**Provided material:**
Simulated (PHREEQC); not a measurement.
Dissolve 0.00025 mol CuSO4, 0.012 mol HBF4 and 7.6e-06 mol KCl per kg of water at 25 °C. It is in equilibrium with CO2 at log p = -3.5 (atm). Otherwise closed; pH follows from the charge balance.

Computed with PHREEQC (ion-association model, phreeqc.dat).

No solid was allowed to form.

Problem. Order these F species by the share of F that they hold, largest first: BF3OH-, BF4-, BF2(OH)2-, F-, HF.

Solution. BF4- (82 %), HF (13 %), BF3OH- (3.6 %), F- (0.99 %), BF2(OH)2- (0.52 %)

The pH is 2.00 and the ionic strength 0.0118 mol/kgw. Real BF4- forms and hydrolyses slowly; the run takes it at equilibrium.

**Exercise:** Exactly as written, reproduce the whole listing.

**Answer section:**
Simulated (PHREEQC); not a measurement.
Dissolve 0.00025 mol CuSO4, 0.012 mol HBF4 and 7.6e-06 mol KCl per kg of water at 25 °C. It is in equilibrium with CO2 at log p = -3.5 (atm). Otherwise closed; pH follows from the charge balance.

Computed with PHREEQC (ion-association model, phreeqc.dat).

No solid was allowed to form.

Problem. Order these F species by the share of F that they hold, largest first: BF3OH-, BF4-, BF2(OH)2-, F-, HF.

Solution. BF4- (82 %), HF (13 %), BF3OH- (3.6 %), F- (0.99 %), BF2(OH)2- (0.52 %)

The pH is 2.00 and the ionic strength 0.0118 mol/kgw. Real BF4- forms and hydrolyses slowly; the run takes it at equilibrium.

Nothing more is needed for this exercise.